In the entries that follow, find the line containing "Fields along a"; from there, copy every line exactly through the line containing "from Cu to O.*".

--- START ---
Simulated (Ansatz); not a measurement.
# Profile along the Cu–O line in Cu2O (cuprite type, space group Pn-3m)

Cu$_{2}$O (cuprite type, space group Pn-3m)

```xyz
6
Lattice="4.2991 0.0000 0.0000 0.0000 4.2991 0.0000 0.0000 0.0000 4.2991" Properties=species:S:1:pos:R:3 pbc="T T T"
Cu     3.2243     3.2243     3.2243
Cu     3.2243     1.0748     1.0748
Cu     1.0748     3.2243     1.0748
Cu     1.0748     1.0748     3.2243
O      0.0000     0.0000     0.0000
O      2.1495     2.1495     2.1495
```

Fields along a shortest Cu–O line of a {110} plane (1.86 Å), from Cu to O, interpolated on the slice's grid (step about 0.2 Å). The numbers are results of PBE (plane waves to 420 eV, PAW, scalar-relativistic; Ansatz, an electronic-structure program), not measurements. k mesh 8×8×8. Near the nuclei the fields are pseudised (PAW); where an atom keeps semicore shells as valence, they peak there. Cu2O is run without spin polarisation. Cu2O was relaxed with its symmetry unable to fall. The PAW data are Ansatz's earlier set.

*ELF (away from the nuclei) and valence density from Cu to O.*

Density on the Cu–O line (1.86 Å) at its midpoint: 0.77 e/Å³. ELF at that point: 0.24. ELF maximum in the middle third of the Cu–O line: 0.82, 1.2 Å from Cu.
--- END ---

§ Task output
Fields along a shortest Cu–O line of a {110} plane (1.86 Å), from Cu to O, interpolated on the slice's grid (step about 0.2 Å). The numbers are results of PBE (plane waves to 420 eV, PAW, scalar-relativistic; Ansatz, an electronic-structure program), not measurements. k mesh 8×8×8. Near the nuclei the fields are pseudised (PAW); where an atom keeps semicore shells as valence, they peak there. Cu2O is run without spin polarisation. Cu2O was relaxed with its symmetry unable to fall. The PAW data are Ansatz's earlier set.

*ELF (away from the nuclei) and valence density from Cu to O.*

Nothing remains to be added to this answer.